*The data:*
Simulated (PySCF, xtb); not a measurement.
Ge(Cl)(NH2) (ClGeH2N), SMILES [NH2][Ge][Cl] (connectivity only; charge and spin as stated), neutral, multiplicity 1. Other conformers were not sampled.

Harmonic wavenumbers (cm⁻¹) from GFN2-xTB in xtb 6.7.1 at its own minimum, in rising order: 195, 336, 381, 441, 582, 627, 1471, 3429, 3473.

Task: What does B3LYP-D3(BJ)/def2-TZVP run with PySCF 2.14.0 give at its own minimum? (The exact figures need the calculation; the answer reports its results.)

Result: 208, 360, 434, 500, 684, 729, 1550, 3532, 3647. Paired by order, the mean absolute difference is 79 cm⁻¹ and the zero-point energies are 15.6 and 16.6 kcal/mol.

*Work item:* Starting at the line that has "Ge(Cl)(NH2) (ClGeH2N), SMILES" and ending at the line that has "Task: What does", please write out the lines above exactly, leaving out all others.

*Written solution:*
Ge(Cl)(NH2) (ClGeH2N), SMILES [NH2][Ge][Cl] (connectivity only; charge and spin as stated), neutral, multiplicity 1. Other conformers were not sampled.

Harmonic wavenumbers (cm⁻¹) from GFN2-xTB in xtb 6.7.1 at its own minimum, in rising order: 195, 336, 381, 441, 582, 627, 1471, 3429, 3473.

Task: What does B3LYP-D3(BJ)/def2-TZVP run with PySCF 2.14.0 give at its own minimum? (The exact figures need the calculation; the answer reports its results.)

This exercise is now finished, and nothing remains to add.